══════════

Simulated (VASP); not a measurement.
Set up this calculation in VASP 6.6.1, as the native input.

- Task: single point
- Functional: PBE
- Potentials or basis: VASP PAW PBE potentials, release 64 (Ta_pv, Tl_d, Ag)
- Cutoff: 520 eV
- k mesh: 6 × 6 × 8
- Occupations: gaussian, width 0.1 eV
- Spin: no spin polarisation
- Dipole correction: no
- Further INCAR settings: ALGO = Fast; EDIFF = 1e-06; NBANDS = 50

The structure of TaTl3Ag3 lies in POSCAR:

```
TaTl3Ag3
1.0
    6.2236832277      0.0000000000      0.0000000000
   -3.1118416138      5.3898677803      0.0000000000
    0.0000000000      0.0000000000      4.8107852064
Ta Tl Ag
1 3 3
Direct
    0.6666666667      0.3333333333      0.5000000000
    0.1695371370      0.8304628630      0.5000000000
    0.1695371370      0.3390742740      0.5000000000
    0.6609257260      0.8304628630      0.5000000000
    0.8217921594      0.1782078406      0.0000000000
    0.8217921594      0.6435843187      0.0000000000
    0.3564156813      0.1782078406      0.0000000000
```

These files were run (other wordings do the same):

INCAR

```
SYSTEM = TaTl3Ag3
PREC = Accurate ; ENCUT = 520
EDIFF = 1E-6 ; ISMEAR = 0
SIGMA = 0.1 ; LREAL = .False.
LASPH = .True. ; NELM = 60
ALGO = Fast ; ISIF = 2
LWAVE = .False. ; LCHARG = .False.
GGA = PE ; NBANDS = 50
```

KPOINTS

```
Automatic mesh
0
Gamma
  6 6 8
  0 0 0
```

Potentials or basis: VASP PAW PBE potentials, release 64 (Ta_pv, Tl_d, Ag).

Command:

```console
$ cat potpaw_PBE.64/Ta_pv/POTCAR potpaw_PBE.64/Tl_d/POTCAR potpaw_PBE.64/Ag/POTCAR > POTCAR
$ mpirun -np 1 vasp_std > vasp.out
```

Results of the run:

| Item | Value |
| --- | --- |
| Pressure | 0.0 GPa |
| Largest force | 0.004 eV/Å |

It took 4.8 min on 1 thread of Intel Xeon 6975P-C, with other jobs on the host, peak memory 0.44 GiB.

══════════

Work item:
Lines from the top of the entries above to the line that contains "0.004 eV/Å |" should be set down exactly, please, with both ends kept and nothing added.

Written answer:
Simulated (VASP); not a measurement.
Set up this calculation in VASP 6.6.1, as the native input.

- Task: single point
- Functional: PBE
- Potentials or basis: VASP PAW PBE potentials, release 64 (Ta_pv, Tl_d, Ag)
- Cutoff: 520 eV
- k mesh: 6 × 6 × 8
- Occupations: gaussian, width 0.1 eV
- Spin: no spin polarisation
- Dipole correction: no
- Further INCAR settings: ALGO = Fast; EDIFF = 1e-06; NBANDS = 50

The structure of TaTl3Ag3 lies in POSCAR:

```
TaTl3Ag3
1.0
    6.2236832277      0.0000000000      0.0000000000
   -3.1118416138      5.3898677803      0.0000000000
    0.0000000000      0.0000000000      4.8107852064
Ta Tl Ag
1 3 3
Direct
    0.6666666667      0.3333333333      0.5000000000
    0.1695371370      0.8304628630      0.5000000000
    0.1695371370      0.3390742740      0.5000000000
    0.6609257260      0.8304628630      0.5000000000
    0.8217921594      0.1782078406      0.0000000000
    0.8217921594      0.6435843187      0.0000000000
    0.3564156813      0.1782078406      0.0000000000
```

These files were run (other wordings do the same):

INCAR

```
SYSTEM = TaTl3Ag3
PREC = Accurate ; ENCUT = 520
EDIFF = 1E-6 ; ISMEAR = 0
SIGMA = 0.1 ; LREAL = .False.
LASPH = .True. ; NELM = 60
ALGO = Fast ; ISIF = 2
LWAVE = .False. ; LCHARG = .False.
GGA = PE ; NBANDS = 50
```

KPOINTS

```
Automatic mesh
0
Gamma
  6 6 8
  0 0 0
```

Potentials or basis: VASP PAW PBE potentials, release 64 (Ta_pv, Tl_d, Ag).

Command:

```console
$ cat potpaw_PBE.64/Ta_pv/POTCAR potpaw_PBE.64/Tl_d/POTCAR potpaw_PBE.64/Ag/POTCAR > POTCAR
$ mpirun -np 1 vasp_std > vasp.out
```

Results of the run:

| Item | Value |
| --- | --- |
| Pressure | 0.0 GPa |
| Largest force | 0.004 eV/Å |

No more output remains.